Data under study:
——

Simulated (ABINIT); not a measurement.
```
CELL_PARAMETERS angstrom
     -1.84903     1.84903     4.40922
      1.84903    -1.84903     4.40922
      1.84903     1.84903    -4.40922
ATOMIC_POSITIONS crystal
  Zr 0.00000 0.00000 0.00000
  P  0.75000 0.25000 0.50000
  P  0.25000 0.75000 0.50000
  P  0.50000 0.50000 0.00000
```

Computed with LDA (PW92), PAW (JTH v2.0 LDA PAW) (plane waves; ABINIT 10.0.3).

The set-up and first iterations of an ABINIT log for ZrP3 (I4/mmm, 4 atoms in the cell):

——

Brief:
Every record above needs to be given again exactly.

Expected answer:
Simulated (ABINIT); not a measurement.
```
CELL_PARAMETERS angstrom
     -1.84903     1.84903     4.40922
      1.84903    -1.84903     4.40922
      1.84903     1.84903    -4.40922
ATOMIC_POSITIONS crystal
  Zr 0.00000 0.00000 0.00000
  P  0.75000 0.25000 0.50000
  P  0.25000 0.75000 0.50000
  P  0.50000 0.50000 0.00000
```

Computed with LDA (PW92), PAW (JTH v2.0 LDA PAW) (plane waves; ABINIT 10.0.3).

The set-up and first iterations of an ABINIT log for ZrP3 (I4/mmm, 4 atoms in the cell):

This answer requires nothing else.